■ Activity:
Quote the full listing word for word.

■ Provided data:
---*---

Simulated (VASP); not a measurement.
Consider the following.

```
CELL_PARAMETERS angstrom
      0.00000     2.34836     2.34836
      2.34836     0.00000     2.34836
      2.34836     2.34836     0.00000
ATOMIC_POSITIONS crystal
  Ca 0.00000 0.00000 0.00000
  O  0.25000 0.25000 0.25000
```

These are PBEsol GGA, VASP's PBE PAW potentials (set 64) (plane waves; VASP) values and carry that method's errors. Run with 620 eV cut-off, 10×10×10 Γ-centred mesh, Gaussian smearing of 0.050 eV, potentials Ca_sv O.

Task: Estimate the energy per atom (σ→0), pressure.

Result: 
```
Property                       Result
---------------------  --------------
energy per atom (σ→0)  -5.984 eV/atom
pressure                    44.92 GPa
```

---*---

■ Task output:
Simulated (VASP); not a measurement.
Consider the following.

```
CELL_PARAMETERS angstrom
      0.00000     2.34836     2.34836
      2.34836     0.00000     2.34836
      2.34836     2.34836     0.00000
ATOMIC_POSITIONS crystal
  Ca 0.00000 0.00000 0.00000
  O  0.25000 0.25000 0.25000
```

These are PBEsol GGA, VASP's PBE PAW potentials (set 64) (plane waves; VASP) values and carry that method's errors. Run with 620 eV cut-off, 10×10×10 Γ-centred mesh, Gaussian smearing of 0.050 eV, potentials Ca_sv O.

Task: Estimate the energy per atom (σ→0), pressure.

Result: 
```
Property                       Result
---------------------  --------------
energy per atom (σ→0)  -5.984 eV/atom
pressure                    44.92 GPa
```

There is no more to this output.